Work task » Your reply should consist of the listing, copied exactly.

Data section »
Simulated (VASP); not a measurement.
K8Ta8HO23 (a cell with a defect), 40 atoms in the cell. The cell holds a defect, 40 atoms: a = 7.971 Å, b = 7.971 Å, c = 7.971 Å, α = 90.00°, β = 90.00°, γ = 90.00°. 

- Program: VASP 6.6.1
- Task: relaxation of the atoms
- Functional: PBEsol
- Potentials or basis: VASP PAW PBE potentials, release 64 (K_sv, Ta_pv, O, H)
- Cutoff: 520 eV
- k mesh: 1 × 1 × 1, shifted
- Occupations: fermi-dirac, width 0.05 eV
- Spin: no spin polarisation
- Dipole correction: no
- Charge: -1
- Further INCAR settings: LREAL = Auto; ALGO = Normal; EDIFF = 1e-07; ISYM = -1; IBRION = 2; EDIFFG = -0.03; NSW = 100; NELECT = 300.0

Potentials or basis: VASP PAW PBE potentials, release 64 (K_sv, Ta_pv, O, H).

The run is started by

Problem solution »
Simulated (VASP); not a measurement.
K8Ta8HO23 (a cell with a defect), 40 atoms in the cell. The cell holds a defect, 40 atoms: a = 7.971 Å, b = 7.971 Å, c = 7.971 Å, α = 90.00°, β = 90.00°, γ = 90.00°. 

- Program: VASP 6.6.1
- Task: relaxation of the atoms
- Functional: PBEsol
- Potentials or basis: VASP PAW PBE potentials, release 64 (K_sv, Ta_pv, O, H)
- Cutoff: 520 eV
- k mesh: 1 × 1 × 1, shifted
- Occupations: fermi-dirac, width 0.05 eV
- Spin: no spin polarisation
- Dipole correction: no
- Charge: -1
- Further INCAR settings: LREAL = Auto; ALGO = Normal; EDIFF = 1e-07; ISYM = -1; IBRION = 2; EDIFFG = -0.03; NSW = 100; NELECT = 300.0

Potentials or basis: VASP PAW PBE potentials, release 64 (K_sv, Ta_pv, O, H).

The run is started by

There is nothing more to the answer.